Activity:
Begin at the top of the following data. Copy each line exactly until you have copied the line containing "Task: Estimate the wall time of this run.".

=== Dataset ===

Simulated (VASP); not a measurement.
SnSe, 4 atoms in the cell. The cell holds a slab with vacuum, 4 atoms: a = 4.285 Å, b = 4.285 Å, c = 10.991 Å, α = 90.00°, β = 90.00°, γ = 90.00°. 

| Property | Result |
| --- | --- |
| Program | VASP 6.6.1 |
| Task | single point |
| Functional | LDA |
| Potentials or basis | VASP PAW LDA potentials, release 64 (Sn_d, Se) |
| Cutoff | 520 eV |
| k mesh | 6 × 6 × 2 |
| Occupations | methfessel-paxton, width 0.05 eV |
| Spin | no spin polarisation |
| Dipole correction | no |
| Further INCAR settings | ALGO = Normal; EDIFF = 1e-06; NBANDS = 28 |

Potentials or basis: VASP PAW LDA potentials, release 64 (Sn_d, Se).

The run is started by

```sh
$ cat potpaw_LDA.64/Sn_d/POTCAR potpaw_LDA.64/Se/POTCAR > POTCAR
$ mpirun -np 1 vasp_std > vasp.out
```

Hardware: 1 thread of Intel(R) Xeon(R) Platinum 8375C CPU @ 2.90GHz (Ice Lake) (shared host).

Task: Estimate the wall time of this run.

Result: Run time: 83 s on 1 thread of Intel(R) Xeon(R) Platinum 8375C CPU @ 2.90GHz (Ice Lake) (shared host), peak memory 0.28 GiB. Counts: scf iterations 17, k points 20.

===

Reply:
Simulated (VASP); not a measurement.
SnSe, 4 atoms in the cell. The cell holds a slab with vacuum, 4 atoms: a = 4.285 Å, b = 4.285 Å, c = 10.991 Å, α = 90.00°, β = 90.00°, γ = 90.00°. 

| Property | Result |
| --- | --- |
| Program | VASP 6.6.1 |
| Task | single point |
| Functional | LDA |
| Potentials or basis | VASP PAW LDA potentials, release 64 (Sn_d, Se) |
| Cutoff | 520 eV |
| k mesh | 6 × 6 × 2 |
| Occupations | methfessel-paxton, width 0.05 eV |
| Spin | no spin polarisation |
| Dipole correction | no |
| Further INCAR settings | ALGO = Normal; EDIFF = 1e-06; NBANDS = 28 |

Potentials or basis: VASP PAW LDA potentials, release 64 (Sn_d, Se).

The run is started by

```sh
$ cat potpaw_LDA.64/Sn_d/POTCAR potpaw_LDA.64/Se/POTCAR > POTCAR
$ mpirun -np 1 vasp_std > vasp.out
```

Hardware: 1 thread of Intel(R) Xeon(R) Platinum 8375C CPU @ 2.90GHz (Ice Lake) (shared host).

Task: Estimate the wall time of this run.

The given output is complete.